> _ASSIGNMENT_: Up to and including the line containing "C3H5F3 (SMILES CC(F)C(F)F)**", set down each line of the entries below exactly, starting from the first, and leave out the rest.

> _PROVIDED INFORMATION_:
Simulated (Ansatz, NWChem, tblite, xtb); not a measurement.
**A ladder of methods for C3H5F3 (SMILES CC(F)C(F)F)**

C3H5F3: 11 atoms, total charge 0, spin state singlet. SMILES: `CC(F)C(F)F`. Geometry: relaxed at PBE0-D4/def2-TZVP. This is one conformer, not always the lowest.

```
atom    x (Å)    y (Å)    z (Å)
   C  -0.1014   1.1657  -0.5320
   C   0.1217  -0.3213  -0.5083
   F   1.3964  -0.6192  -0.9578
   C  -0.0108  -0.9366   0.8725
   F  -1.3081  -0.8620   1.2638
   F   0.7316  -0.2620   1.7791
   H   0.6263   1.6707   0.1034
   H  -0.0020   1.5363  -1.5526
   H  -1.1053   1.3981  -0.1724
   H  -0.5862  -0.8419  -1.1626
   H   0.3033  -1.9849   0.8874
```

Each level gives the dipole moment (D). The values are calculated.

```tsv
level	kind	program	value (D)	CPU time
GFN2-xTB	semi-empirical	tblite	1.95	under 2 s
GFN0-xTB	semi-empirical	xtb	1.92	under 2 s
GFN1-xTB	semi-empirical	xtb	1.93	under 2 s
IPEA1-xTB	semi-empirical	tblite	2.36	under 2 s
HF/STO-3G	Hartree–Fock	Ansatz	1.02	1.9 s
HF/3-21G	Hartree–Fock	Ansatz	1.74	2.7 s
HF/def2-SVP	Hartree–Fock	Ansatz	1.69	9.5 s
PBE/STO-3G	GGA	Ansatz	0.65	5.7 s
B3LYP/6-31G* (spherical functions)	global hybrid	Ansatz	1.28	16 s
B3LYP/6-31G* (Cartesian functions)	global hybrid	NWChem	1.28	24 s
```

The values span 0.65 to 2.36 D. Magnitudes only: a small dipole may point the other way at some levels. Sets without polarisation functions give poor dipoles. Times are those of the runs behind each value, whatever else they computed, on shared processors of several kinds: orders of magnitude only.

> _RESPONSE AREA_:
Simulated (Ansatz, NWChem, tblite, xtb); not a measurement.
**A ladder of methods for C3H5F3 (SMILES CC(F)C(F)F)**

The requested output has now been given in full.